> [Work instruction] Every line of the material is to be set down exactly as written.

> [Material shown]
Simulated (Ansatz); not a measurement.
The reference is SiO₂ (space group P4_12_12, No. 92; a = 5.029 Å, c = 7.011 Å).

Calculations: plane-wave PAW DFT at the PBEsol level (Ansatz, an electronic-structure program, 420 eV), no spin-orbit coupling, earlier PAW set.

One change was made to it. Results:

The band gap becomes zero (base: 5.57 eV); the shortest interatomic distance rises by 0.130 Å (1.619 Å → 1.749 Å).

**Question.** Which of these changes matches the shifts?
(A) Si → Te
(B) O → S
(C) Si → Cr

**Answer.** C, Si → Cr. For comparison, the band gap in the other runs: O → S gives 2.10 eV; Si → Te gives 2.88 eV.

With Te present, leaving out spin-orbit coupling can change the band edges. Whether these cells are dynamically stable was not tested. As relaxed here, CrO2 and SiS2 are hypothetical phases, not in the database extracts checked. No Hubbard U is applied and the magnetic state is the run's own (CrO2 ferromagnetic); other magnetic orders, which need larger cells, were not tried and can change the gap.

> [Response box]
Simulated (Ansatz); not a measurement.
The reference is SiO₂ (space group P4_12_12, No. 92; a = 5.029 Å, c = 7.011 Å).

Calculations: plane-wave PAW DFT at the PBEsol level (Ansatz, an electronic-structure program, 420 eV), no spin-orbit coupling, earlier PAW set.

One change was made to it. Results:

The band gap becomes zero (base: 5.57 eV); the shortest interatomic distance rises by 0.130 Å (1.619 Å → 1.749 Å).

**Question.** Which of these changes matches the shifts?
(A) Si → Te
(B) O → S
(C) Si → Cr

**Answer.** C, Si → Cr. For comparison, the band gap in the other runs: O → S gives 2.10 eV; Si → Te gives 2.88 eV.

With Te present, leaving out spin-orbit coupling can change the band edges. Whether these cells are dynamically stable was not tested. As relaxed here, CrO2 and SiS2 are hypothetical phases, not in the database extracts checked. No Hubbard U is applied and the magnetic state is the run's own (CrO2 ferromagnetic); other magnetic orders, which need larger cells, were not tried and can change the gap.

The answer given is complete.